* [Required action]:
From the entries below, copy exactly the lines from the one that contains "M06 | 2.251 |" through the one that contains "shell) | 1.981 |", both included, and only those.

* [Dataset content]:
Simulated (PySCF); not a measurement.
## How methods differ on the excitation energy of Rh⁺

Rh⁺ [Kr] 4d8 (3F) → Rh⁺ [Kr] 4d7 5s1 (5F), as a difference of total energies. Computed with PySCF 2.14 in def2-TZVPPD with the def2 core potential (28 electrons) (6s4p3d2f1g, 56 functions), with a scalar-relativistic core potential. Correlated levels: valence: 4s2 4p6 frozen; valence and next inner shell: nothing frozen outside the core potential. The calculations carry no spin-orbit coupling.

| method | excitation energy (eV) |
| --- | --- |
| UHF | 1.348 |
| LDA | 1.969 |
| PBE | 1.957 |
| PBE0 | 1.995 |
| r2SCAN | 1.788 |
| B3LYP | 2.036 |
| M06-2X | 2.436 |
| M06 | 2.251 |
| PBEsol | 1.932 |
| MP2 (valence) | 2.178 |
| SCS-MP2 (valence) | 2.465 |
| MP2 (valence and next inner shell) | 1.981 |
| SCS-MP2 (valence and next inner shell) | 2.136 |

* [Problem solution]:
| M06 | 2.251 |
| PBEsol | 1.932 |
| MP2 (valence) | 2.178 |
| SCS-MP2 (valence) | 2.465 |
| MP2 (valence and next inner shell) | 1.981 |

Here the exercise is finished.